### Required action
Restrict the output to the lines below starting at the one that contains "Stress tensor (GPa, compression" and ending at the one that contains "Electric field gradients, principal", and restate them word for word, both ends included.

++++++++++++++++++++

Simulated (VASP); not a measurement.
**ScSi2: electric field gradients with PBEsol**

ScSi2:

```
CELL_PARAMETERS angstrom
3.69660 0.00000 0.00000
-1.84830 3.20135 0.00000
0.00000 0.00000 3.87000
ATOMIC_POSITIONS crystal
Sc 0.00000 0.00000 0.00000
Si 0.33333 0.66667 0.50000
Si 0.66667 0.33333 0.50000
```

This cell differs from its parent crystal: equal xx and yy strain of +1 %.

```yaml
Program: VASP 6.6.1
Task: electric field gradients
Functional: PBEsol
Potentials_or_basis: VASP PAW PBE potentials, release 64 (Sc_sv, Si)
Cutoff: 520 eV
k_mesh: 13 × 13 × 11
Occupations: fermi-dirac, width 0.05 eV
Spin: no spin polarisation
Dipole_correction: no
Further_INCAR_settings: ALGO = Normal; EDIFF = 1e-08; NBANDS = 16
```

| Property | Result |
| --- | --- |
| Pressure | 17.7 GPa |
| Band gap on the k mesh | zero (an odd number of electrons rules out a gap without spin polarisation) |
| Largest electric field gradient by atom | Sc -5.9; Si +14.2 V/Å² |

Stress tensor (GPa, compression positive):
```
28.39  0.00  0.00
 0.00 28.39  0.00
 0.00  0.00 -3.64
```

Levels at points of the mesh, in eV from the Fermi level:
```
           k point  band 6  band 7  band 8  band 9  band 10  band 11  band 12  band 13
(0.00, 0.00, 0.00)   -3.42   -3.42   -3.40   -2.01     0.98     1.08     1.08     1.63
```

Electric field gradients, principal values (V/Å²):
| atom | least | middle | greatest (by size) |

++++++++++++++++++++

### Task result
Stress tensor (GPa, compression positive):
```
28.39  0.00  0.00
 0.00 28.39  0.00
 0.00  0.00 -3.64
```

Levels at points of the mesh, in eV from the Fermi level:
```
           k point  band 6  band 7  band 8  band 9  band 10  band 11  band 12  band 13
(0.00, 0.00, 0.00)   -3.42   -3.42   -3.40   -2.01     0.98     1.08     1.08     1.63
```

Electric field gradients, principal values (V/Å²):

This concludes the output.